+ + +

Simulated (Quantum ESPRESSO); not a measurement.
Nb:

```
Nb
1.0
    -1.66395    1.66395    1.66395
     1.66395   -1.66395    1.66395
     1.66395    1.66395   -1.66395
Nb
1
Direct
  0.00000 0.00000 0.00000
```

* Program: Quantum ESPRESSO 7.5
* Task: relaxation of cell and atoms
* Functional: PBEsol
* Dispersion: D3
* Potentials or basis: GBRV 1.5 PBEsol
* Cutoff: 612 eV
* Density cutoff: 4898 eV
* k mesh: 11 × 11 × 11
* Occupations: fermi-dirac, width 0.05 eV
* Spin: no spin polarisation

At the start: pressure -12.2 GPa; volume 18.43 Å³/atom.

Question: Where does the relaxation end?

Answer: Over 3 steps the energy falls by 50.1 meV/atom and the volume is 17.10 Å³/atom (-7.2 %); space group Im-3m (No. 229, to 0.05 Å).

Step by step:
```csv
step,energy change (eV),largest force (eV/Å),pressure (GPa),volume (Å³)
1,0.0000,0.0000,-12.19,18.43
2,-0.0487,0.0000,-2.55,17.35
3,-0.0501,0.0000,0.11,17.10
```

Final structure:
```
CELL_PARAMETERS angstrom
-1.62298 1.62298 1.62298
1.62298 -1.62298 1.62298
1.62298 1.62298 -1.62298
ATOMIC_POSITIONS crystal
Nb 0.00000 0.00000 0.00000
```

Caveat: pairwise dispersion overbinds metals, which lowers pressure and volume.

+ + +

Please transcribe the data exactly from its first line. End with the line that contains "Quantum ESPRESSO 7.5".

Simulated (Quantum ESPRESSO); not a measurement.
Nb:

```
Nb
1.0
    -1.66395    1.66395    1.66395
     1.66395   -1.66395    1.66395
     1.66395    1.66395   -1.66395
Nb
1
Direct
  0.00000 0.00000 0.00000
```

* Program: Quantum ESPRESSO 7.5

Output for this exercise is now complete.